WORK INSTRUCTION — Set down every entry exactly as it was written.

......

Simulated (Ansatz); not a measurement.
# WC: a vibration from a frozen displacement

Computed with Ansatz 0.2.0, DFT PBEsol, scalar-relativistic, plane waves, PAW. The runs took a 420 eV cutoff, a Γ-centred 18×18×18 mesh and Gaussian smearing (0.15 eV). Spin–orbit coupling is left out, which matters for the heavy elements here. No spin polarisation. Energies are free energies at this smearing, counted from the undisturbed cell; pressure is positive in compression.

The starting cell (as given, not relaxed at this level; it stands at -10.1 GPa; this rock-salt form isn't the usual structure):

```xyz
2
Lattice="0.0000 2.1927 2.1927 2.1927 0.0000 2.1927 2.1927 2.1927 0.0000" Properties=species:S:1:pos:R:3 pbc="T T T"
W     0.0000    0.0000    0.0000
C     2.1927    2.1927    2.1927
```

......

WORKED SOLUTION —
Simulated (Ansatz); not a measurement.
# WC: a vibration from a frozen displacement

Computed with Ansatz 0.2.0, DFT PBEsol, scalar-relativistic, plane waves, PAW. The runs took a 420 eV cutoff, a Γ-centred 18×18×18 mesh and Gaussian smearing (0.15 eV). Spin–orbit coupling is left out, which matters for the heavy elements here. No spin polarisation. Energies are free energies at this smearing, counted from the undisturbed cell; pressure is positive in compression.

The starting cell (as given, not relaxed at this level; it stands at -10.1 GPa; this rock-salt form isn't the usual structure):

```xyz
2
Lattice="0.0000 2.1927 2.1927 2.1927 0.0000 2.1927 2.1927 2.1927 0.0000" Properties=species:S:1:pos:R:3 pbc="T T T"
W     0.0000    0.0000    0.0000
C     2.1927    2.1927    2.1927
```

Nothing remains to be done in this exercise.